= Beginning of Section =

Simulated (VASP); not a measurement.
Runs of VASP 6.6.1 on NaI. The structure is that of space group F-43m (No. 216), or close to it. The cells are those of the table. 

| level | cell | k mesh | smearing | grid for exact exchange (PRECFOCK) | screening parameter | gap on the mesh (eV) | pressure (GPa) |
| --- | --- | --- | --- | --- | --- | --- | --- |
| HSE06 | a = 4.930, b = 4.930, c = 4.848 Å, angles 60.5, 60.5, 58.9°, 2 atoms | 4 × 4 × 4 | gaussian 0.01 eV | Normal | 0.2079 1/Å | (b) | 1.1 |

= End of Section =

All lines of the data are to be repeated exactly as they stand.

Simulated (VASP); not a measurement.
Runs of VASP 6.6.1 on NaI. The structure is that of space group F-43m (No. 216), or close to it. The cells are those of the table. 

| level | cell | k mesh | smearing | grid for exact exchange (PRECFOCK) | screening parameter | gap on the mesh (eV) | pressure (GPa) |
| --- | --- | --- | --- | --- | --- | --- | --- |
| HSE06 | a = 4.930, b = 4.930, c = 4.848 Å, angles 60.5, 60.5, 58.9°, 2 atoms | 4 × 4 × 4 | gaussian 0.01 eV | Normal | 0.2079 1/Å | (b) | 1.1 |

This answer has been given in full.